Everything in the listing must be transcribed exactly, from the first line to the last.

§ **Dataset extract**:
□ □ □ □

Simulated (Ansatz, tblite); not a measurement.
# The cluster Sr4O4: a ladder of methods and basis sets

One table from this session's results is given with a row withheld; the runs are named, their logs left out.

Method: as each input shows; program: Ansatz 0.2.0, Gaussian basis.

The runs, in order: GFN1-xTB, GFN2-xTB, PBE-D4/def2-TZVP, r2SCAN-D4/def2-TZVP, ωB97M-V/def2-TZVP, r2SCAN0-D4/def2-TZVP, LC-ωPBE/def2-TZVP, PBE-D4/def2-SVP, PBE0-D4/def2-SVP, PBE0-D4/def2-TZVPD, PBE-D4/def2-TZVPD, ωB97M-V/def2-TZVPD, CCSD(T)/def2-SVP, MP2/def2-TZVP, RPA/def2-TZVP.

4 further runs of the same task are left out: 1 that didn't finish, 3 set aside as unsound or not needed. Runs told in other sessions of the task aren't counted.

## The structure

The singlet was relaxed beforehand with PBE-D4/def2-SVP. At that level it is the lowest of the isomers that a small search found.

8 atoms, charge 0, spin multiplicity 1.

□ □ □ □

§ **Task answer**:
Simulated (Ansatz, tblite); not a measurement.
# The cluster Sr4O4: a ladder of methods and basis sets

One table from this session's results is given with a row withheld; the runs are named, their logs left out.

Method: as each input shows; program: Ansatz 0.2.0, Gaussian basis.

The runs, in order: GFN1-xTB, GFN2-xTB, PBE-D4/def2-TZVP, r2SCAN-D4/def2-TZVP, ωB97M-V/def2-TZVP, r2SCAN0-D4/def2-TZVP, LC-ωPBE/def2-TZVP, PBE-D4/def2-SVP, PBE0-D4/def2-SVP, PBE0-D4/def2-TZVPD, PBE-D4/def2-TZVPD, ωB97M-V/def2-TZVPD, CCSD(T)/def2-SVP, MP2/def2-TZVP, RPA/def2-TZVP.

4 further runs of the same task are left out: 1 that didn't finish, 3 set aside as unsound or not needed. Runs told in other sessions of the task aren't counted.

## The structure

The singlet was relaxed beforehand with PBE-D4/def2-SVP. At that level it is the lowest of the isomers that a small search found.

8 atoms, charge 0, spin multiplicity 1.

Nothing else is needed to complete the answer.